** Record extracts follows **

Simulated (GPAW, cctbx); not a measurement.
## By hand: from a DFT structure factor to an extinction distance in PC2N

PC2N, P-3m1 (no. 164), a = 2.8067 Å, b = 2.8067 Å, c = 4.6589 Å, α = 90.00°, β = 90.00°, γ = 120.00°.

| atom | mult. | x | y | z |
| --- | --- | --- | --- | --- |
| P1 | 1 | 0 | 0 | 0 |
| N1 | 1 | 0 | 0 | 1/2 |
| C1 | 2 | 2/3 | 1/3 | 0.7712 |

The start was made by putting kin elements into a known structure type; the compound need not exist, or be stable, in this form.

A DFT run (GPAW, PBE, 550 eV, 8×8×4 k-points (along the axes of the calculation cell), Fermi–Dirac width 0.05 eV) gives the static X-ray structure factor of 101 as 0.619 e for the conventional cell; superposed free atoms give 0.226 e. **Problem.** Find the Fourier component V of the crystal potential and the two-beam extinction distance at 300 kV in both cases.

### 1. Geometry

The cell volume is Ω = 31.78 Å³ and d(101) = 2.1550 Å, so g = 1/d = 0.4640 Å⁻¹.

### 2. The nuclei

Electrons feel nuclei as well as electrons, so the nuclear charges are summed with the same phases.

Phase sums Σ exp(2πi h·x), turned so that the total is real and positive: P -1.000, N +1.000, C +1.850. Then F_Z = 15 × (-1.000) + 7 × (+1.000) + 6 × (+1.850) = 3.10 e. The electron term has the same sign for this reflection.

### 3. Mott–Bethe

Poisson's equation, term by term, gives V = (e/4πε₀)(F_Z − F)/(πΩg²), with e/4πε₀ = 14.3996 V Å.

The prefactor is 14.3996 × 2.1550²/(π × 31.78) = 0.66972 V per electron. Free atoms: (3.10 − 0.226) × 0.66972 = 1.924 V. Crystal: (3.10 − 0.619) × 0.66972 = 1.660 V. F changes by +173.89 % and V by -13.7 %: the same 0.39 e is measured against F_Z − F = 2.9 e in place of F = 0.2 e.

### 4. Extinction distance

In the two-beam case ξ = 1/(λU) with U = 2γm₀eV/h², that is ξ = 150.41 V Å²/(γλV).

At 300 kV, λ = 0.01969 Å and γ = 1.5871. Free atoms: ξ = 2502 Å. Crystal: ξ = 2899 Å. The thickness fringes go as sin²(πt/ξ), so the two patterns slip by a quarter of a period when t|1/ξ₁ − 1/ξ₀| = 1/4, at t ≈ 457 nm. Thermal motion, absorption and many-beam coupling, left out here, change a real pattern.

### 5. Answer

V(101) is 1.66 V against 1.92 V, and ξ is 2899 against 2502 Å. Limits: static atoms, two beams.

** End of Record extracts **

**Action item:** Ending with the line containing "1/3 | 0.7712 |", please print exactly the lines of the material above from its first line onward, and nothing else.

**Your solution:**
Simulated (GPAW, cctbx); not a measurement.
## By hand: from a DFT structure factor to an extinction distance in PC2N

PC2N, P-3m1 (no. 164), a = 2.8067 Å, b = 2.8067 Å, c = 4.6589 Å, α = 90.00°, β = 90.00°, γ = 120.00°.

| atom | mult. | x | y | z |
| --- | --- | --- | --- | --- |
| P1 | 1 | 0 | 0 | 0 |
| N1 | 1 | 0 | 0 | 1/2 |
| C1 | 2 | 2/3 | 1/3 | 0.7712 |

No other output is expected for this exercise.